****************************************
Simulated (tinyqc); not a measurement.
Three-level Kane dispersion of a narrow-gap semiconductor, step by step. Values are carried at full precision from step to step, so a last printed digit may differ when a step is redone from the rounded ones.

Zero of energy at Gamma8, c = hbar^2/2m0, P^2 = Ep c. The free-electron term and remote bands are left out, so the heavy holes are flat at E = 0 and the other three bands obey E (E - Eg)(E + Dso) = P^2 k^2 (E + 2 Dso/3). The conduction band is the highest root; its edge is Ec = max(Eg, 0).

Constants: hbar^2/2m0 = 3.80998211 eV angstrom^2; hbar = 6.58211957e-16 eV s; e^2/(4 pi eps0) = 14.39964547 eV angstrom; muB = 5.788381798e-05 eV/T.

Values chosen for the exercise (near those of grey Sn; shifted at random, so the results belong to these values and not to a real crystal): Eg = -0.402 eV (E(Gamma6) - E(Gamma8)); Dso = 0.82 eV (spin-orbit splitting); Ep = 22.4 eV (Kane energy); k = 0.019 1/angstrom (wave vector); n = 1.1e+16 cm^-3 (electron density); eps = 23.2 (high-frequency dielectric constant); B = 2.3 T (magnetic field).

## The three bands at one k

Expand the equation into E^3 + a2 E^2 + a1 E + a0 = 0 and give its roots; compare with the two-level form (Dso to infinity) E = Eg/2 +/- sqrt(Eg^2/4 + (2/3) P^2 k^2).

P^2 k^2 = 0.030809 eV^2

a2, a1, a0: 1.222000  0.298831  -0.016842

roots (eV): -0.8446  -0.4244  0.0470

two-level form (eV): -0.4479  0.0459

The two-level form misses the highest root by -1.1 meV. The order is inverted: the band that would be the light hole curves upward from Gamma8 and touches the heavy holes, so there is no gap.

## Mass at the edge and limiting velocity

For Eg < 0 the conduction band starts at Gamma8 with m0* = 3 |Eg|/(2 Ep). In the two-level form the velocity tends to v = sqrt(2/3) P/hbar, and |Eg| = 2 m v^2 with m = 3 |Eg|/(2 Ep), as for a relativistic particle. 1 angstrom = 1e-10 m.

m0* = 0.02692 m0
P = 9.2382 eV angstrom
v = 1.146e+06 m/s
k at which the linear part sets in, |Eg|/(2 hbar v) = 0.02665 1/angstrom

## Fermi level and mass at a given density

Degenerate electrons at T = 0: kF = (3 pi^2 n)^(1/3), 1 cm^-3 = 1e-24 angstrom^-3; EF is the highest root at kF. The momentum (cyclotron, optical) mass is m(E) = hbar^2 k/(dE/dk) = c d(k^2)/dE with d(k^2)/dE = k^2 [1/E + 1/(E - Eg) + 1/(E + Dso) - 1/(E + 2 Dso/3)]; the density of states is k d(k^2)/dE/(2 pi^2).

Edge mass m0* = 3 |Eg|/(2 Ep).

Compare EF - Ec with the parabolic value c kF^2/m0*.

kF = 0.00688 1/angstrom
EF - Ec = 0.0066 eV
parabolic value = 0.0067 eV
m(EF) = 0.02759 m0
****************************************

# Work task:
Please transcribe the data above without changes, from its first line to its "Three-level Kane dispersion" line, and leave out anything past that.

# Answer box:
Simulated (tinyqc); not a measurement.
Three-level Kane dispersion of a narrow-gap semiconductor, step by step. Values are carried at full precision from step to step, so a last printed digit may differ when a step is redone from the rounded ones.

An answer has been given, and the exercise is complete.